:: DATA ::
◆ ◆ ◆ ◆ ◆
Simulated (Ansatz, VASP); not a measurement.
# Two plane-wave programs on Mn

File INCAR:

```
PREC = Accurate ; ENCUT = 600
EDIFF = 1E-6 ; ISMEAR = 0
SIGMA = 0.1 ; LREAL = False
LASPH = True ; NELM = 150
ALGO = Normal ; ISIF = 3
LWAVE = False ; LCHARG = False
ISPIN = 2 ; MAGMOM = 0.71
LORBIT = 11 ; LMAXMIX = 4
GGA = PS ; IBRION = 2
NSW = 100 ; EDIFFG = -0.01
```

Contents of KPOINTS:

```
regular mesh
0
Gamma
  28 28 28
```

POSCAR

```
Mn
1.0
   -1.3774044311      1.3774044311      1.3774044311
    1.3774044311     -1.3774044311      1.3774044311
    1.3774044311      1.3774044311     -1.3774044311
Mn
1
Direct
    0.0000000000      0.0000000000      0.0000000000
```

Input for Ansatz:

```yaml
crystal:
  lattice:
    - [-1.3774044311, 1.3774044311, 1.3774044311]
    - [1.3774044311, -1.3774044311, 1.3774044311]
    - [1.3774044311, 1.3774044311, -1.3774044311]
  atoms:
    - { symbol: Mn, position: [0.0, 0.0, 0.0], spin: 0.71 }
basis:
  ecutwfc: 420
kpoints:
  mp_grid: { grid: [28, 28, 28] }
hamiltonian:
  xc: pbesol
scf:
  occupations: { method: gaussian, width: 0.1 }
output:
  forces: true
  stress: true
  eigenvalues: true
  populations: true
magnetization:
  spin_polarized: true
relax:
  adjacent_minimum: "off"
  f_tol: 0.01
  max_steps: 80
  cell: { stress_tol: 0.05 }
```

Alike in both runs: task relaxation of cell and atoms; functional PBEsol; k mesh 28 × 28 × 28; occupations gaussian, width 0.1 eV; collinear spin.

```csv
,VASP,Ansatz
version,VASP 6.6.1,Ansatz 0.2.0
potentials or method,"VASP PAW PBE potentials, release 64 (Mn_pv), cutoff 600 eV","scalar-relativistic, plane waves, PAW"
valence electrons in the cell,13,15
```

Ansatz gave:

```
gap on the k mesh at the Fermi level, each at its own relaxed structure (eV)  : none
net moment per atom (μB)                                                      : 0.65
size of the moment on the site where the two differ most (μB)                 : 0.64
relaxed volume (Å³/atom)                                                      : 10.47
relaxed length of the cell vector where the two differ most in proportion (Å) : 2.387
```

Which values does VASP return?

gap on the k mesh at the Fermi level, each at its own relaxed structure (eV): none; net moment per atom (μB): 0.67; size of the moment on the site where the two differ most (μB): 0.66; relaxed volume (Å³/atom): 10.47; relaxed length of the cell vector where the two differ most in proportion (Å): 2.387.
◆ ◆ ◆ ◆ ◆

:: REQUIRED ACTION ::
Taking the records from the top, repeat each line exactly until you have repeated the line that contains "Alike in both".

:: EXERCISE ANSWER ::
Simulated (Ansatz, VASP); not a measurement.
# Two plane-wave programs on Mn

File INCAR:

```
PREC = Accurate ; ENCUT = 600
EDIFF = 1E-6 ; ISMEAR = 0
SIGMA = 0.1 ; LREAL = False
LASPH = True ; NELM = 150
ALGO = Normal ; ISIF = 3
LWAVE = False ; LCHARG = False
ISPIN = 2 ; MAGMOM = 0.71
LORBIT = 11 ; LMAXMIX = 4
GGA = PS ; IBRION = 2
NSW = 100 ; EDIFFG = -0.01
```

Contents of KPOINTS:

```
regular mesh
0
Gamma
  28 28 28
```

POSCAR

```
Mn
1.0
   -1.3774044311      1.3774044311      1.3774044311
    1.3774044311     -1.3774044311      1.3774044311
    1.3774044311      1.3774044311     -1.3774044311
Mn
1
Direct
    0.0000000000      0.0000000000      0.0000000000
```

Input for Ansatz:

```yaml
crystal:
  lattice:
    - [-1.3774044311, 1.3774044311, 1.3774044311]
    - [1.3774044311, -1.3774044311, 1.3774044311]
    - [1.3774044311, 1.3774044311, -1.3774044311]
  atoms:
    - { symbol: Mn, position: [0.0, 0.0, 0.0], spin: 0.71 }
basis:
  ecutwfc: 420
kpoints:
  mp_grid: { grid: [28, 28, 28] }
hamiltonian:
  xc: pbesol
scf:
  occupations: { method: gaussian, width: 0.1 }
output:
  forces: true
  stress: true
  eigenvalues: true
  populations: true
magnetization:
  spin_polarized: true
relax:
  adjacent_minimum: "off"
  f_tol: 0.01
  max_steps: 80
  cell: { stress_tol: 0.05 }
```

Alike in both runs: task relaxation of cell and atoms; functional PBEsol; k mesh 28 × 28 × 28; occupations gaussian, width 0.1 eV; collinear spin.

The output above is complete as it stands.